▸ **Material supplied**
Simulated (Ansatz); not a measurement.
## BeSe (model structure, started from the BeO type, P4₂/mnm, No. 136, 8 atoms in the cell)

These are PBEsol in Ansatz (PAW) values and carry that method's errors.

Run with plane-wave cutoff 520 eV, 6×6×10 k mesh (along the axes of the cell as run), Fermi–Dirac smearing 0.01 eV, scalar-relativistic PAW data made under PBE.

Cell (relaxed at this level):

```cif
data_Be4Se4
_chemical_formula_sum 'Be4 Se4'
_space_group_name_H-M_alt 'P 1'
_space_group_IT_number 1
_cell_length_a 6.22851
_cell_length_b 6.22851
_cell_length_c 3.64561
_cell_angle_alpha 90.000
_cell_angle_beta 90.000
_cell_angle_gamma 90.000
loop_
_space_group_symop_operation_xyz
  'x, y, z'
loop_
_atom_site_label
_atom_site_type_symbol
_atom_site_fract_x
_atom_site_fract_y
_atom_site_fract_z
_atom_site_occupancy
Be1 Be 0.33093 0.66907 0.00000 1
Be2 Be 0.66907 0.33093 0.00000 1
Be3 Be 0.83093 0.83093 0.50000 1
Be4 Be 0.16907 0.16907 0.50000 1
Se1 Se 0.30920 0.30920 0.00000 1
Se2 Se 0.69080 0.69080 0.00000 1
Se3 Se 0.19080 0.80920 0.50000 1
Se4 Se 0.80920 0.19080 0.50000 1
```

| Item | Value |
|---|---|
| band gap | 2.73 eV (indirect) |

▸ **Action item**
Which lines should be output? Exactly those from the first line of the data through the line containing "These are PBEsol", inclusive.

▸ **Problem solution**
Simulated (Ansatz); not a measurement.
## BeSe (model structure, started from the BeO type, P4₂/mnm, No. 136, 8 atoms in the cell)

These are PBEsol in Ansatz (PAW) values and carry that method's errors.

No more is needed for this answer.